_Required action_
Reprint the listing. Every line must match the original exactly.

_Data to examine_
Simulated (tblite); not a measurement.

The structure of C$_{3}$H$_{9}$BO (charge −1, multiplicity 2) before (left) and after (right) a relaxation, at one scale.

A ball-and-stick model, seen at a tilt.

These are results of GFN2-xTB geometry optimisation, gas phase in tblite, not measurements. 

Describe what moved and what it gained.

_Written solution_
Simulated (tblite); not a measurement.

The structure of C$_{3}$H$_{9}$BO (charge −1, multiplicity 2) before (left) and after (right) a relaxation, at one scale.

A ball-and-stick model, seen at a tilt.

These are results of GFN2-xTB geometry optimisation, gas phase in tblite, not measurements. 

Describe what moved and what it gained.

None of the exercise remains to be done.